#### [WORK REQUEST]
The lines to repeat are those below from the one containing "Pressure | -0.1 GPa |" down to the one containing "It took 74 s", both included; reproduce them exactly and nothing else.

=== SUPPLIED MATERIAL ===
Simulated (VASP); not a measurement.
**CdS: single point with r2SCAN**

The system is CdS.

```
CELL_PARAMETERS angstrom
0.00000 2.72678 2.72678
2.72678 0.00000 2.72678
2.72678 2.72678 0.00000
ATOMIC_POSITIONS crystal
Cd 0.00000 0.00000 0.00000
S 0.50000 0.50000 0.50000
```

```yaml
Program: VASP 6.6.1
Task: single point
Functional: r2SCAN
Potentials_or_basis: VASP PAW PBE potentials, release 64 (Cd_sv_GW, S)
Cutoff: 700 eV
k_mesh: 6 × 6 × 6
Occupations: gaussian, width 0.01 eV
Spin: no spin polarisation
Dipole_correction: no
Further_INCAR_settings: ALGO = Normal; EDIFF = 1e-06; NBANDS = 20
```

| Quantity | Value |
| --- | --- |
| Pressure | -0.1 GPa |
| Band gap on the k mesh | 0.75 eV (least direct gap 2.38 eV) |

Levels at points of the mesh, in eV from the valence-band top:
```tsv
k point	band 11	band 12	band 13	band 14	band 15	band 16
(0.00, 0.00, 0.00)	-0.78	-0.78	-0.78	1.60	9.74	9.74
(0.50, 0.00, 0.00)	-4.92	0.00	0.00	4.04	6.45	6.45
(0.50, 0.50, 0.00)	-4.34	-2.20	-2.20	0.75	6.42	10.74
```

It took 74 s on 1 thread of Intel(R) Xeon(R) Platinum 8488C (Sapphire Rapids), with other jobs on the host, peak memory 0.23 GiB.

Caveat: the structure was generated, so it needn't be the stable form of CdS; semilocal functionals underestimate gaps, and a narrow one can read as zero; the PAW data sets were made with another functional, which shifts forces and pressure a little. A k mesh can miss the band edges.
===

#### [WRITTEN REPLY]
| Pressure | -0.1 GPa |
| Band gap on the k mesh | 0.75 eV (least direct gap 2.38 eV) |

Levels at points of the mesh, in eV from the valence-band top:
```tsv
k point	band 11	band 12	band 13	band 14	band 15	band 16
(0.00, 0.00, 0.00)	-0.78	-0.78	-0.78	1.60	9.74	9.74
(0.50, 0.00, 0.00)	-4.92	0.00	0.00	4.04	6.45	6.45
(0.50, 0.50, 0.00)	-4.34	-2.20	-2.20	0.75	6.42	10.74
```

It took 74 s on 1 thread of Intel(R) Xeon(R) Platinum 8488C (Sapphire Rapids), with other jobs on the host, peak memory 0.23 GiB.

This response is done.